Begin at the line containing "C2H8GaN (SMILES [CH3][Ga]([CH3])[NH2])**" in the entries below and end at the line containing "The species is"; transcribe that range exactly and nothing outside it.

• • •
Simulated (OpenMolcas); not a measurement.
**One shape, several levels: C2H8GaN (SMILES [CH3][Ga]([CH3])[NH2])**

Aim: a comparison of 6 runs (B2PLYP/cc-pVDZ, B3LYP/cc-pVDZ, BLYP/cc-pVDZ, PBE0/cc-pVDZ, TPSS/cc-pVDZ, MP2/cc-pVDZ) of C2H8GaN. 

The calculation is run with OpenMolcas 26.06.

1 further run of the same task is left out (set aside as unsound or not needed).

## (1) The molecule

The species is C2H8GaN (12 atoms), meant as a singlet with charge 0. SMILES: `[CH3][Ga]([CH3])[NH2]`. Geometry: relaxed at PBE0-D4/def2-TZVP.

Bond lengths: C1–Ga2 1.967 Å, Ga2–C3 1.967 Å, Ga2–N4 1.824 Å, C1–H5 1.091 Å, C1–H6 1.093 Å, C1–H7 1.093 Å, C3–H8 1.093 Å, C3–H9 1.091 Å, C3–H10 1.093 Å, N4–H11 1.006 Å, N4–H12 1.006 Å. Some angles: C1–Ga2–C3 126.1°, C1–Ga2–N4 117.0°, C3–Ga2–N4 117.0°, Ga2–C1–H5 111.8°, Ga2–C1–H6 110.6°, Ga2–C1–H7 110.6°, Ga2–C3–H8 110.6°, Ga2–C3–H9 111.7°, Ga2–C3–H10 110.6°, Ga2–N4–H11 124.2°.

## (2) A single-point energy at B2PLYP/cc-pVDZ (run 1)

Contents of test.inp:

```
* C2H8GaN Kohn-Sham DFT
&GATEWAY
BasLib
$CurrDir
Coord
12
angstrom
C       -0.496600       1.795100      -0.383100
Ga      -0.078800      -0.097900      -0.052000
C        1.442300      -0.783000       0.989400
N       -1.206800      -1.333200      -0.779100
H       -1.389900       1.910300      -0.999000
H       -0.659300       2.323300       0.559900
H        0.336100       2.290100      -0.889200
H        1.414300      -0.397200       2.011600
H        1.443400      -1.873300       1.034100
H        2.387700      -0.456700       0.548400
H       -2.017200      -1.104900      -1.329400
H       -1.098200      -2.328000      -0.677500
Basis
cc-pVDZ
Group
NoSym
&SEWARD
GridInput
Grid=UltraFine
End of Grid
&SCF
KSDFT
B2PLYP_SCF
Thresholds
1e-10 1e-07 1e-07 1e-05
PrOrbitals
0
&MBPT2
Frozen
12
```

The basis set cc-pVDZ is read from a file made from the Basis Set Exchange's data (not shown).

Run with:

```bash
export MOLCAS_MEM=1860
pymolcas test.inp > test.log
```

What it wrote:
• • •

* [Exercise output]:
**One shape, several levels: C2H8GaN (SMILES [CH3][Ga]([CH3])[NH2])**

Aim: a comparison of 6 runs (B2PLYP/cc-pVDZ, B3LYP/cc-pVDZ, BLYP/cc-pVDZ, PBE0/cc-pVDZ, TPSS/cc-pVDZ, MP2/cc-pVDZ) of C2H8GaN. 

The calculation is run with OpenMolcas 26.06.

1 further run of the same task is left out (set aside as unsound or not needed).

## (1) The molecule

The species is C2H8GaN (12 atoms), meant as a singlet with charge 0. SMILES: `[CH3][Ga]([CH3])[NH2]`. Geometry: relaxed at PBE0-D4/def2-TZVP.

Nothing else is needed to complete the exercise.